▶ **Excerpted records**
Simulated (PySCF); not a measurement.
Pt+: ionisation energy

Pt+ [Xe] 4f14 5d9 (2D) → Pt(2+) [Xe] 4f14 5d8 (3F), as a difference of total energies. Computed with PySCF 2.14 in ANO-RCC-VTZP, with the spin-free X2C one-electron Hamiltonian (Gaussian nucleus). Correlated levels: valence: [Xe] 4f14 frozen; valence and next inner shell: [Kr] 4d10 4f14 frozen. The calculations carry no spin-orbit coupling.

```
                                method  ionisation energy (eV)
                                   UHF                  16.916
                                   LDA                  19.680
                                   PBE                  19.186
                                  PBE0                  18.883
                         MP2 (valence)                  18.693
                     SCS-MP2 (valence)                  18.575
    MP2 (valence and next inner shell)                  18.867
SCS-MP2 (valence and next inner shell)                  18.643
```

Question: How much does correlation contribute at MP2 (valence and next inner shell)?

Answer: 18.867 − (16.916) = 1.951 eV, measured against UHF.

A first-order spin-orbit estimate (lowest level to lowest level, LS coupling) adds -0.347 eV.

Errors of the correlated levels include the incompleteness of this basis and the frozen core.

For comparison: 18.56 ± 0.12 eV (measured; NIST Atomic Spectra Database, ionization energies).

▶ **Work task**
Once you have read the data, reproduce all of it exactly.

▶ **Written solution**
Simulated (PySCF); not a measurement.
Pt+: ionisation energy

Pt+ [Xe] 4f14 5d9 (2D) → Pt(2+) [Xe] 4f14 5d8 (3F), as a difference of total energies. Computed with PySCF 2.14 in ANO-RCC-VTZP, with the spin-free X2C one-electron Hamiltonian (Gaussian nucleus). Correlated levels: valence: [Xe] 4f14 frozen; valence and next inner shell: [Kr] 4d10 4f14 frozen. The calculations carry no spin-orbit coupling.

```
                                method  ionisation energy (eV)
                                   UHF                  16.916
                                   LDA                  19.680
                                   PBE                  19.186
                                  PBE0                  18.883
                         MP2 (valence)                  18.693
                     SCS-MP2 (valence)                  18.575
    MP2 (valence and next inner shell)                  18.867
SCS-MP2 (valence and next inner shell)                  18.643
```

Question: How much does correlation contribute at MP2 (valence and next inner shell)?

Answer: 18.867 − (16.916) = 1.951 eV, measured against UHF.

A first-order spin-orbit estimate (lowest level to lowest level, LS coupling) adds -0.347 eV.

Errors of the correlated levels include the incompleteness of this basis and the frozen core.

For comparison: 18.56 ± 0.12 eV (measured; NIST Atomic Spectra Database, ionization energies).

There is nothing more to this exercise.